Action item:
The reply has to contain each record exactly as written.

##### Given information
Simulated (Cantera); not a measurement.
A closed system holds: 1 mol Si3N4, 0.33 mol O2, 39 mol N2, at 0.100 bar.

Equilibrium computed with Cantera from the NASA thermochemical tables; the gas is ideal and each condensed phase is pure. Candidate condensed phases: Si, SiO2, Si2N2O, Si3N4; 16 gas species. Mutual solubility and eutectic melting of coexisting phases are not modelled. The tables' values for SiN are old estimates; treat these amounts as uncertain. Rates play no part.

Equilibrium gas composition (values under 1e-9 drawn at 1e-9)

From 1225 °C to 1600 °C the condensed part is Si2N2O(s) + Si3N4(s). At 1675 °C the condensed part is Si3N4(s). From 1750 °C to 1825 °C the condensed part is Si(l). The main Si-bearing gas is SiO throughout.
##########

Task answer:
Simulated (Cantera); not a measurement.
A closed system holds: 1 mol Si3N4, 0.33 mol O2, 39 mol N2, at 0.100 bar.

Equilibrium computed with Cantera from the NASA thermochemical tables; the gas is ideal and each condensed phase is pure. Candidate condensed phases: Si, SiO2, Si2N2O, Si3N4; 16 gas species. Mutual solubility and eutectic melting of coexisting phases are not modelled. The tables' values for SiN are old estimates; treat these amounts as uncertain. Rates play no part.

Equilibrium gas composition (values under 1e-9 drawn at 1e-9)

From 1225 °C to 1600 °C the condensed part is Si2N2O(s) + Si3N4(s). At 1675 °C the condensed part is Si3N4(s). From 1750 °C to 1825 °C the condensed part is Si(l). The main Si-bearing gas is SiO throughout.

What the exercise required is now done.